## Assigned task
Give the records again in full, exactly as they are.

:: Information

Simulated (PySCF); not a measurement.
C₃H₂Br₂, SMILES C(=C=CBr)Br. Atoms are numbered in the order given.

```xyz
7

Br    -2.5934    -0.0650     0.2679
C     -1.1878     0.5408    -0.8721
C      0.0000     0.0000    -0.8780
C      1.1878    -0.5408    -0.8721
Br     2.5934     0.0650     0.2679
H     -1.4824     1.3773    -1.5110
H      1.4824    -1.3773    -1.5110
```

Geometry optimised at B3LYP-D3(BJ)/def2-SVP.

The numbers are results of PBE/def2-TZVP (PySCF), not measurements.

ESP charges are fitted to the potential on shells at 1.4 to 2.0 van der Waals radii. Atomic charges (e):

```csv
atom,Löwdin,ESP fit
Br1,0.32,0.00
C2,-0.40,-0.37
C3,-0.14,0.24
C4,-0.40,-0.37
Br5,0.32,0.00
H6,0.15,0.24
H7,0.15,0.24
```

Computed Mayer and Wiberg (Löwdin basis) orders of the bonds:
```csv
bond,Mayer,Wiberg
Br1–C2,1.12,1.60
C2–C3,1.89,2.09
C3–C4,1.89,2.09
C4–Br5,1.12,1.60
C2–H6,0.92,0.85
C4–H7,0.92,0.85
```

::::

## Task answer
Simulated (PySCF); not a measurement.
C₃H₂Br₂, SMILES C(=C=CBr)Br. Atoms are numbered in the order given.

```xyz
7

Br    -2.5934    -0.0650     0.2679
C     -1.1878     0.5408    -0.8721
C      0.0000     0.0000    -0.8780
C      1.1878    -0.5408    -0.8721
Br     2.5934     0.0650     0.2679
H     -1.4824     1.3773    -1.5110
H      1.4824    -1.3773    -1.5110
```

Geometry optimised at B3LYP-D3(BJ)/def2-SVP.

The numbers are results of PBE/def2-TZVP (PySCF), not measurements.

ESP charges are fitted to the potential on shells at 1.4 to 2.0 van der Waals radii. Atomic charges (e):

```csv
atom,Löwdin,ESP fit
Br1,0.32,0.00
C2,-0.40,-0.37
C3,-0.14,0.24
C4,-0.40,-0.37
Br5,0.32,0.00
H6,0.15,0.24
H7,0.15,0.24
```

Computed Mayer and Wiberg (Löwdin basis) orders of the bonds:
```csv
bond,Mayer,Wiberg
Br1–C2,1.12,1.60
C2–C3,1.89,2.09
C3–C4,1.89,2.09
C4–Br5,1.12,1.60
C2–H6,0.92,0.85
C4–H7,0.92,0.85
```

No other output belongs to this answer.